..............................

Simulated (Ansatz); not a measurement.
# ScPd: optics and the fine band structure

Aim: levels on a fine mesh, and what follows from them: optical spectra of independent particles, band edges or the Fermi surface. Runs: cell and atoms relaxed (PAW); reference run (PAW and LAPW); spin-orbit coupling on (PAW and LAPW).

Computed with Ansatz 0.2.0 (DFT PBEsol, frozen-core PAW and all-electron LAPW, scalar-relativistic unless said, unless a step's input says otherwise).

..............................

**Required action:**
Restate the whole set of entries exactly.

**Your response:**
Simulated (Ansatz); not a measurement.
# ScPd: optics and the fine band structure

Aim: levels on a fine mesh, and what follows from them: optical spectra of independent particles, band edges or the Fermi surface. Runs: cell and atoms relaxed (PAW); reference run (PAW and LAPW); spin-orbit coupling on (PAW and LAPW).

Computed with Ansatz 0.2.0 (DFT PBEsol, frozen-core PAW and all-electron LAPW, scalar-relativistic unless said, unless a step's input says otherwise).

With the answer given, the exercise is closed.